Work request: The line containing "The compound is" marks the end: quote every line from the start of the records below through it, word for word.

┌────────

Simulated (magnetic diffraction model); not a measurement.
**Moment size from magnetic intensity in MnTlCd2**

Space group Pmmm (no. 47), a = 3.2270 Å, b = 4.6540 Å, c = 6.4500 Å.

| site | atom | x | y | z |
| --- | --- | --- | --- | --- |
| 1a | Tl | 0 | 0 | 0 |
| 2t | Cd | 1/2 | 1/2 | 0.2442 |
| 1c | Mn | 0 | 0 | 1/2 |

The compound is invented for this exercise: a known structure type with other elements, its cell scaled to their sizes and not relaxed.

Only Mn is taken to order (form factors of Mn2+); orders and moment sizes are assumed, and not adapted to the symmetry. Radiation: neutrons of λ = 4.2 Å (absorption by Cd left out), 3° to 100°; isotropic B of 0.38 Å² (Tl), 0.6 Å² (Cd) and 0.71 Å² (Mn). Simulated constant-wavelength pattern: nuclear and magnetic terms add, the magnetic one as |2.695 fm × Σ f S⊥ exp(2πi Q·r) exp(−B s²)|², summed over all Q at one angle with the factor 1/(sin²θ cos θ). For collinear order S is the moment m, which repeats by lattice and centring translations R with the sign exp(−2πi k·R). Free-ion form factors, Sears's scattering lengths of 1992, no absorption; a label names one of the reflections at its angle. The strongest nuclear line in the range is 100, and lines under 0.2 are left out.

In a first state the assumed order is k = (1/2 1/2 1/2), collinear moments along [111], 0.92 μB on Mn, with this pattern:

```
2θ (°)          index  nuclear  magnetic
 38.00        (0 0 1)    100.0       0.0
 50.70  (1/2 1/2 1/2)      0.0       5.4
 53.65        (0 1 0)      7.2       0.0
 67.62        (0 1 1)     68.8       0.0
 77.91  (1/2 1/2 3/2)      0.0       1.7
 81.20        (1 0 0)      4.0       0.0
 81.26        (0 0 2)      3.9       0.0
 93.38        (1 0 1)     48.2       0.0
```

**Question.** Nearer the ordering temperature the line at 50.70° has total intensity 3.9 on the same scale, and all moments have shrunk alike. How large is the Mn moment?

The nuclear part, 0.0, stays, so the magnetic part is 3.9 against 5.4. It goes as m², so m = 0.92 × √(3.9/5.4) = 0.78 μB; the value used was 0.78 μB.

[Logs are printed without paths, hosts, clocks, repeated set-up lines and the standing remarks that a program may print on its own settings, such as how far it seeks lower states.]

└────────

Task response:
Simulated (magnetic diffraction model); not a measurement.
**Moment size from magnetic intensity in MnTlCd2**

Space group Pmmm (no. 47), a = 3.2270 Å, b = 4.6540 Å, c = 6.4500 Å.

| site | atom | x | y | z |
| --- | --- | --- | --- | --- |
| 1a | Tl | 0 | 0 | 0 |
| 2t | Cd | 1/2 | 1/2 | 0.2442 |
| 1c | Mn | 0 | 0 | 1/2 |

The compound is invented for this exercise: a known structure type with other elements, its cell scaled to their sizes and not relaxed.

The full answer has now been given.